+++ PROVIDED MATERIAL

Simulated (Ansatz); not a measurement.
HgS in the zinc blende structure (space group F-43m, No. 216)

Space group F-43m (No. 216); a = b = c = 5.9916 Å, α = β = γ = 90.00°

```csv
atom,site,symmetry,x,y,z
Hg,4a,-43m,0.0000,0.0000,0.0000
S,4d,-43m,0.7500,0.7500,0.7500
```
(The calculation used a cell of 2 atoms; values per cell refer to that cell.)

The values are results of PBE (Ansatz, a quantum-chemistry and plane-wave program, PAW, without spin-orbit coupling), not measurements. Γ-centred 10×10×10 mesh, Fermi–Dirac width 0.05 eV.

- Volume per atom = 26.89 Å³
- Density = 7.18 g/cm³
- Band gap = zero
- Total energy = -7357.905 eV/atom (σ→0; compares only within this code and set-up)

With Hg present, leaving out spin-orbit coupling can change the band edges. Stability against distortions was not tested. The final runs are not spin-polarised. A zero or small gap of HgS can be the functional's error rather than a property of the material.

++++++

BRIEF:
From the first line above through the line that contains "- Total energy", quote each line exactly. Output nothing more.

RESPONSE:
Simulated (Ansatz); not a measurement.
HgS in the zinc blende structure (space group F-43m, No. 216)

Space group F-43m (No. 216); a = b = c = 5.9916 Å, α = β = γ = 90.00°

```csv
atom,site,symmetry,x,y,z
Hg,4a,-43m,0.0000,0.0000,0.0000
S,4d,-43m,0.7500,0.7500,0.7500
```
(The calculation used a cell of 2 atoms; values per cell refer to that cell.)

The values are results of PBE (Ansatz, a quantum-chemistry and plane-wave program, PAW, without spin-orbit coupling), not measurements. Γ-centred 10×10×10 mesh, Fermi–Dirac width 0.05 eV.

- Volume per atom = 26.89 Å³
- Density = 7.18 g/cm³
- Band gap = zero
- Total energy = -7357.905 eV/atom (σ→0; compares only within this code and set-up)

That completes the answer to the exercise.